:: The data ::

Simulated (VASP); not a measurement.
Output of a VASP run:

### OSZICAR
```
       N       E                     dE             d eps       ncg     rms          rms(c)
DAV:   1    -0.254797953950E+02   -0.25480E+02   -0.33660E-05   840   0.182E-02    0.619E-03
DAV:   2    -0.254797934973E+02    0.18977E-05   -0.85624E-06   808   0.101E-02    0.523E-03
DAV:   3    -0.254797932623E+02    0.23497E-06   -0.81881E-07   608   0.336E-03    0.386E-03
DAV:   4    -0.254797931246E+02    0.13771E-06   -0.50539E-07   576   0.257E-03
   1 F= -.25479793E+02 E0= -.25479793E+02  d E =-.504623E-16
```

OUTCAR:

:::

→ **Work request**: Retype every entry, keeping each character as it was.

→ **Exercise solution**:
Simulated (VASP); not a measurement.
Output of a VASP run:

### OSZICAR
```
       N       E                     dE             d eps       ncg     rms          rms(c)
DAV:   1    -0.254797953950E+02   -0.25480E+02   -0.33660E-05   840   0.182E-02    0.619E-03
DAV:   2    -0.254797934973E+02    0.18977E-05   -0.85624E-06   808   0.101E-02    0.523E-03
DAV:   3    -0.254797932623E+02    0.23497E-06   -0.81881E-07   608   0.336E-03    0.386E-03
DAV:   4    -0.254797931246E+02    0.13771E-06   -0.50539E-07   576   0.257E-03
   1 F= -.25479793E+02 E0= -.25479793E+02  d E =-.504623E-16
```

OUTCAR:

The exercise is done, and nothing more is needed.